**Work item:** Could you return all of the data exactly as given?

**Records shown:**
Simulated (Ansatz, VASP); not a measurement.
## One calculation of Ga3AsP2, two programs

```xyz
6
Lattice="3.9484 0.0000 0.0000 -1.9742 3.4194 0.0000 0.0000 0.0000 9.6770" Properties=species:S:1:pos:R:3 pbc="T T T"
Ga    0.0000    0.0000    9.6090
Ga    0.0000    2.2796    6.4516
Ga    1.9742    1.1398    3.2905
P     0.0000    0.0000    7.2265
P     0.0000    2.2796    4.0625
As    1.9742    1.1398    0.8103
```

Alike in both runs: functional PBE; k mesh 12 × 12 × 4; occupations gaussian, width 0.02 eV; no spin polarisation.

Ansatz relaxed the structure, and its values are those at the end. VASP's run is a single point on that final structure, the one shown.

**Task output:**
Simulated (Ansatz, VASP); not a measurement.
## One calculation of Ga3AsP2, two programs

```xyz
6
Lattice="3.9484 0.0000 0.0000 -1.9742 3.4194 0.0000 0.0000 0.0000 9.6770" Properties=species:S:1:pos:R:3 pbc="T T T"
Ga    0.0000    0.0000    9.6090
Ga    0.0000    2.2796    6.4516
Ga    1.9742    1.1398    3.2905
P     0.0000    0.0000    7.2265
P     0.0000    2.2796    4.0625
As    1.9742    1.1398    0.8103
```

Alike in both runs: functional PBE; k mesh 12 × 12 × 4; occupations gaussian, width 0.02 eV; no spin polarisation.

Ansatz relaxed the structure, and its values are those at the end. VASP's run is a single point on that final structure, the one shown.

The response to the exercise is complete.